Provided information below:
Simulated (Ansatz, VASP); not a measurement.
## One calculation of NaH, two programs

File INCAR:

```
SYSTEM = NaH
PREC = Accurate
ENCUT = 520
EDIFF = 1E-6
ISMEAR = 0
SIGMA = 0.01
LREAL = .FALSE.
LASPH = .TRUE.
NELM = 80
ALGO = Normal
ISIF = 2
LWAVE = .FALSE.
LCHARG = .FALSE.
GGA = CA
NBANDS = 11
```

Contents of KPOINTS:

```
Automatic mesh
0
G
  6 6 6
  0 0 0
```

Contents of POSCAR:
End of Provided information.

Using the listing above, retype each line exactly.

_Written answer:_
Simulated (Ansatz, VASP); not a measurement.
## One calculation of NaH, two programs

File INCAR:

```
SYSTEM = NaH
PREC = Accurate
ENCUT = 520
EDIFF = 1E-6
ISMEAR = 0
SIGMA = 0.01
LREAL = .FALSE.
LASPH = .TRUE.
NELM = 80
ALGO = Normal
ISIF = 2
LWAVE = .FALSE.
LCHARG = .FALSE.
GGA = CA
NBANDS = 11
```

Contents of KPOINTS:

```
Automatic mesh
0
G
  6 6 6
  0 0 0
```

Contents of POSCAR:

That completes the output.